_Required action:_ An exact copy of all the data is required.

= = = =
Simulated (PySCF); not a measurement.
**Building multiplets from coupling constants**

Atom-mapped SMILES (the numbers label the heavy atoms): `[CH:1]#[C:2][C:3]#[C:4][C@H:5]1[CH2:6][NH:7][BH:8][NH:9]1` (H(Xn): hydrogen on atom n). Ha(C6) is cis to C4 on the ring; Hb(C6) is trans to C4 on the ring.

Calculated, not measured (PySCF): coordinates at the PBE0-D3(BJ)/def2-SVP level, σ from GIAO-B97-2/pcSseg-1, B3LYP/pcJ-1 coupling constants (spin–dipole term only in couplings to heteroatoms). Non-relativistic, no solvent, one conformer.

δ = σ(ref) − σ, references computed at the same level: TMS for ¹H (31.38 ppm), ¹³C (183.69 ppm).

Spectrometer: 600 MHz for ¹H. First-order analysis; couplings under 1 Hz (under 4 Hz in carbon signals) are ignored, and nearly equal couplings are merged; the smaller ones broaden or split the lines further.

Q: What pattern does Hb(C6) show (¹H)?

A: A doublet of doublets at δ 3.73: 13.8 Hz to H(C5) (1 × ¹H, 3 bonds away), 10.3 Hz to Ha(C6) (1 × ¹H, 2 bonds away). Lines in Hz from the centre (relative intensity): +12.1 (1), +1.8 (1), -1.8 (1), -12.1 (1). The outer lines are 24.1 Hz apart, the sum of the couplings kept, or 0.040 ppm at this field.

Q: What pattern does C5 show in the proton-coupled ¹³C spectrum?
= = = =

_Reply:_
Simulated (PySCF); not a measurement.
**Building multiplets from coupling constants**

Atom-mapped SMILES (the numbers label the heavy atoms): `[CH:1]#[C:2][C:3]#[C:4][C@H:5]1[CH2:6][NH:7][BH:8][NH:9]1` (H(Xn): hydrogen on atom n). Ha(C6) is cis to C4 on the ring; Hb(C6) is trans to C4 on the ring.

Calculated, not measured (PySCF): coordinates at the PBE0-D3(BJ)/def2-SVP level, σ from GIAO-B97-2/pcSseg-1, B3LYP/pcJ-1 coupling constants (spin–dipole term only in couplings to heteroatoms). Non-relativistic, no solvent, one conformer.

δ = σ(ref) − σ, references computed at the same level: TMS for ¹H (31.38 ppm), ¹³C (183.69 ppm).

Spectrometer: 600 MHz for ¹H. First-order analysis; couplings under 1 Hz (under 4 Hz in carbon signals) are ignored, and nearly equal couplings are merged; the smaller ones broaden or split the lines further.

Q: What pattern does Hb(C6) show (¹H)?

A: A doublet of doublets at δ 3.73: 13.8 Hz to H(C5) (1 × ¹H, 3 bonds away), 10.3 Hz to Ha(C6) (1 × ¹H, 2 bonds away). Lines in Hz from the centre (relative intensity): +12.1 (1), +1.8 (1), -1.8 (1), -12.1 (1). The outer lines are 24.1 Hz apart, the sum of the couplings kept, or 0.040 ppm at this field.

Q: What pattern does C5 show in the proton-coupled ¹³C spectrum?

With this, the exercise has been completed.